- _Work instruction_
Counting the line with "Aim: this structure" as the last one, copy out the lines of the data exactly from the first onward.

- _Data supplied_
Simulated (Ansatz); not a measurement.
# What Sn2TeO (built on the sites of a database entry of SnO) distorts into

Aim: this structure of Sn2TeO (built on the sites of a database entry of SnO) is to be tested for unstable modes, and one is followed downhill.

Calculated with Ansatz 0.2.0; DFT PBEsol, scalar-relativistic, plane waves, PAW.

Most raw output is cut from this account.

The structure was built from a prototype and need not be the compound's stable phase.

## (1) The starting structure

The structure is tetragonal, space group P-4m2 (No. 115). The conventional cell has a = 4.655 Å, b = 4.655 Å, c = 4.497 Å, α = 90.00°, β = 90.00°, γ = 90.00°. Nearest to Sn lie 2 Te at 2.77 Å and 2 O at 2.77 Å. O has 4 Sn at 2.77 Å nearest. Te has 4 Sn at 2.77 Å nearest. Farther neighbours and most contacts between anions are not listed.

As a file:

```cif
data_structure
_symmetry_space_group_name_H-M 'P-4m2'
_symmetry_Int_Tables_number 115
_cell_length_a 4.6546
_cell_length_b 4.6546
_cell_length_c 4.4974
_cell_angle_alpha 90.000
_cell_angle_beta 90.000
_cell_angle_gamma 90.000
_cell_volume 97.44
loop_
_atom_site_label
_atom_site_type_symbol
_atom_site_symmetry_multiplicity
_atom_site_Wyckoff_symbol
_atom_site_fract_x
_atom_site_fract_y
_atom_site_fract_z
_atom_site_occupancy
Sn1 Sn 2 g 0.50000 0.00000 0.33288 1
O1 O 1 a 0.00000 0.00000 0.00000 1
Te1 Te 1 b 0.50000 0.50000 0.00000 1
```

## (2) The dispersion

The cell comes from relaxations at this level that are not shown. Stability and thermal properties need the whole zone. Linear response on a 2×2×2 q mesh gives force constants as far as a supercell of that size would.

- _Exercise result_
Simulated (Ansatz); not a measurement.
# What Sn2TeO (built on the sites of a database entry of SnO) distorts into

Aim: this structure of Sn2TeO (built on the sites of a database entry of SnO) is to be tested for unstable modes, and one is followed downhill.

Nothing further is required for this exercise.